[Work request]
Your task is to retype all of the records below with complete accuracy.

[Source material]
+ + + + +

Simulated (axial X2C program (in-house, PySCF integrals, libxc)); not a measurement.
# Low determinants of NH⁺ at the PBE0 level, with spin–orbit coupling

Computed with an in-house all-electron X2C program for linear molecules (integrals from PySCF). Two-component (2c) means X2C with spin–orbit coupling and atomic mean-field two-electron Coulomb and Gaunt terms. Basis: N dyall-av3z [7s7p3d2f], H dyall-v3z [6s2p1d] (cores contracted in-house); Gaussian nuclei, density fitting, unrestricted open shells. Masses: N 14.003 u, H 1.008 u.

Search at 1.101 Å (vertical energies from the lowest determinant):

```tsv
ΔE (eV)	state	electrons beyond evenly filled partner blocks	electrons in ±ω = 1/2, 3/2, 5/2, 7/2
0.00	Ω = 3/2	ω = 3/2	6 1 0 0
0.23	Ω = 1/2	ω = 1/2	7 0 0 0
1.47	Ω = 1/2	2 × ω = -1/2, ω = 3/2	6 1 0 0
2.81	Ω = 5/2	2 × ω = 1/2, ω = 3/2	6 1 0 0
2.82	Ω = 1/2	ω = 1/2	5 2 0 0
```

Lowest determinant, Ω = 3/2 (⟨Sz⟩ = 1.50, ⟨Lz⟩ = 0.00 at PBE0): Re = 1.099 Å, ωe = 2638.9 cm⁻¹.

+ + + + +

[Exercise solution]
Simulated (axial X2C program (in-house, PySCF integrals, libxc)); not a measurement.
# Low determinants of NH⁺ at the PBE0 level, with spin–orbit coupling

Computed with an in-house all-electron X2C program for linear molecules (integrals from PySCF). Two-component (2c) means X2C with spin–orbit coupling and atomic mean-field two-electron Coulomb and Gaunt terms. Basis: N dyall-av3z [7s7p3d2f], H dyall-v3z [6s2p1d] (cores contracted in-house); Gaussian nuclei, density fitting, unrestricted open shells. Masses: N 14.003 u, H 1.008 u.

Search at 1.101 Å (vertical energies from the lowest determinant):

```tsv
ΔE (eV)	state	electrons beyond evenly filled partner blocks	electrons in ±ω = 1/2, 3/2, 5/2, 7/2
0.00	Ω = 3/2	ω = 3/2	6 1 0 0
0.23	Ω = 1/2	ω = 1/2	7 0 0 0
1.47	Ω = 1/2	2 × ω = -1/2, ω = 3/2	6 1 0 0
2.81	Ω = 5/2	2 × ω = 1/2, ω = 3/2	6 1 0 0
2.82	Ω = 1/2	ω = 1/2	5 2 0 0
```

Lowest determinant, Ω = 3/2 (⟨Sz⟩ = 1.50, ⟨Lz⟩ = 0.00 at PBE0): Re = 1.099 Å, ωe = 2638.9 cm⁻¹.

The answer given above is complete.